**Brief**
Every entry below is to be retyped exactly as it stands.

───── Information shown ─────
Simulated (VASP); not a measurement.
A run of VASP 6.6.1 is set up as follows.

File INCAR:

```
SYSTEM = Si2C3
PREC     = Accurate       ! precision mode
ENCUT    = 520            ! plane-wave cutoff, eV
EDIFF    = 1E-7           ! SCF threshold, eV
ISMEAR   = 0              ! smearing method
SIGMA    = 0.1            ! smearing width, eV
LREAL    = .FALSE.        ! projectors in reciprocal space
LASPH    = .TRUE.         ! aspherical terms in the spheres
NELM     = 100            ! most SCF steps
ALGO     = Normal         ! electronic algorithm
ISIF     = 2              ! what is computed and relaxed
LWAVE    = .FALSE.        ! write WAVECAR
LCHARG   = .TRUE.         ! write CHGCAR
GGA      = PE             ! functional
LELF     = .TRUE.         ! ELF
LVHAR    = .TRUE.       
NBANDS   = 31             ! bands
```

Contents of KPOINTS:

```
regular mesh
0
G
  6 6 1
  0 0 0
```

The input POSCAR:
─────

**Exercise answer**
Simulated (VASP); not a measurement.
A run of VASP 6.6.1 is set up as follows.

File INCAR:

```
SYSTEM = Si2C3
PREC     = Accurate       ! precision mode
ENCUT    = 520            ! plane-wave cutoff, eV
EDIFF    = 1E-7           ! SCF threshold, eV
ISMEAR   = 0              ! smearing method
SIGMA    = 0.1            ! smearing width, eV
LREAL    = .FALSE.        ! projectors in reciprocal space
LASPH    = .TRUE.         ! aspherical terms in the spheres
NELM     = 100            ! most SCF steps
ALGO     = Normal         ! electronic algorithm
ISIF     = 2              ! what is computed and relaxed
LWAVE    = .FALSE.        ! write WAVECAR
LCHARG   = .TRUE.         ! write CHGCAR
GGA      = PE             ! functional
LELF     = .TRUE.         ! ELF
LVHAR    = .TRUE.       
NBANDS   = 31             ! bands
```

Contents of KPOINTS:

```
regular mesh
0
G
  6 6 1
  0 0 0
```

The input POSCAR:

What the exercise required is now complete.